# Required action:
What are the lines of the listing below, word for word, from the first down to the one that contains "(2) 0.00 μB per cell."?

# Material provided:
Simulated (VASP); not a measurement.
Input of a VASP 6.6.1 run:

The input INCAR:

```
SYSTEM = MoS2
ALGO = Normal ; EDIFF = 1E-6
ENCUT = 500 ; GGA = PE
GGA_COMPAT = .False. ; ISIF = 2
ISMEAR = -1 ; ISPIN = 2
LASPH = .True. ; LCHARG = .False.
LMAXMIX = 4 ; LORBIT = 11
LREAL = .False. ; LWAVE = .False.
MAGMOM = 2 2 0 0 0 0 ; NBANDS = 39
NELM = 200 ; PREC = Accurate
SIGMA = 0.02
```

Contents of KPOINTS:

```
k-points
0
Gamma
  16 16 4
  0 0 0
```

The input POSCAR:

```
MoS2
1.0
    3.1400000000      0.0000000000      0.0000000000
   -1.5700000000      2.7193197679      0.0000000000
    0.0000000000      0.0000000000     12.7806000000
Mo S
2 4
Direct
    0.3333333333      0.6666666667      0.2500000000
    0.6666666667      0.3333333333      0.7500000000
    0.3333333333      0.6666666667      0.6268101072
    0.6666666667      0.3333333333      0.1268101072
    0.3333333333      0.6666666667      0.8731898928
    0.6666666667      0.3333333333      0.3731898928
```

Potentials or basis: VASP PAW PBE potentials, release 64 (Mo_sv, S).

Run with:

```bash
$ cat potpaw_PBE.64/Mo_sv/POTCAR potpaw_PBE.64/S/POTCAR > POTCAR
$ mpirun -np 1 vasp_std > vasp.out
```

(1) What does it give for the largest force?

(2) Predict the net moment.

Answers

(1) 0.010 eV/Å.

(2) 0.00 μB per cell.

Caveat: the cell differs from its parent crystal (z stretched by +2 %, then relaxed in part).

# Problem solution:
Simulated (VASP); not a measurement.
Input of a VASP 6.6.1 run:

The input INCAR:

```
SYSTEM = MoS2
ALGO = Normal ; EDIFF = 1E-6
ENCUT = 500 ; GGA = PE
GGA_COMPAT = .False. ; ISIF = 2
ISMEAR = -1 ; ISPIN = 2
LASPH = .True. ; LCHARG = .False.
LMAXMIX = 4 ; LORBIT = 11
LREAL = .False. ; LWAVE = .False.
MAGMOM = 2 2 0 0 0 0 ; NBANDS = 39
NELM = 200 ; PREC = Accurate
SIGMA = 0.02
```

Contents of KPOINTS:

```
k-points
0
Gamma
  16 16 4
  0 0 0
```

The input POSCAR:

```
MoS2
1.0
    3.1400000000      0.0000000000      0.0000000000
   -1.5700000000      2.7193197679      0.0000000000
    0.0000000000      0.0000000000     12.7806000000
Mo S
2 4
Direct
    0.3333333333      0.6666666667      0.2500000000
    0.6666666667      0.3333333333      0.7500000000
    0.3333333333      0.6666666667      0.6268101072
    0.6666666667      0.3333333333      0.1268101072
    0.3333333333      0.6666666667      0.8731898928
    0.6666666667      0.3333333333      0.3731898928
```

Potentials or basis: VASP PAW PBE potentials, release 64 (Mo_sv, S).

Run with:

```bash
$ cat potpaw_PBE.64/Mo_sv/POTCAR potpaw_PBE.64/S/POTCAR > POTCAR
$ mpirun -np 1 vasp_std > vasp.out
```

(1) What does it give for the largest force?

(2) Predict the net moment.

Answers

(1) 0.010 eV/Å.

(2) 0.00 μB per cell.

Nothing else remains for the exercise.